Work item
Starting at the line with "plane in SiC**" and going on through the line with "Method: Ansatz, DFT", reproduce each line in the records below exactly and nothing more.

Supplied records
══════

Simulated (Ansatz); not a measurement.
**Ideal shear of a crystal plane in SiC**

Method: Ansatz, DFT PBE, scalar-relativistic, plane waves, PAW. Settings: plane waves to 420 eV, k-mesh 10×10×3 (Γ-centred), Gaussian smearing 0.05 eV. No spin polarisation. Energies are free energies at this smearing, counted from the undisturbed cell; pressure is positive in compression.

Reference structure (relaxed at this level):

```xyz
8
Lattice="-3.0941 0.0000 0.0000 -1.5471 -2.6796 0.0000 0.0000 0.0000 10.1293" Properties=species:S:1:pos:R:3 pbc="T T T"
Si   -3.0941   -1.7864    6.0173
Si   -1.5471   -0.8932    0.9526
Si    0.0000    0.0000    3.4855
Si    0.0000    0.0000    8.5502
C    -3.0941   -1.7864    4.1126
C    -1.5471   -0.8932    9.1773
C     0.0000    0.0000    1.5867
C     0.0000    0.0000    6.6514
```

══════

Task response
**Ideal shear of a crystal plane in SiC**

Method: Ansatz, DFT PBE, scalar-relativistic, plane waves, PAW. Settings: plane waves to 420 eV, k-mesh 10×10×3 (Γ-centred), Gaussian smearing 0.05 eV. No spin polarisation. Energies are free energies at this smearing, counted from the undisturbed cell; pressure is positive in compression.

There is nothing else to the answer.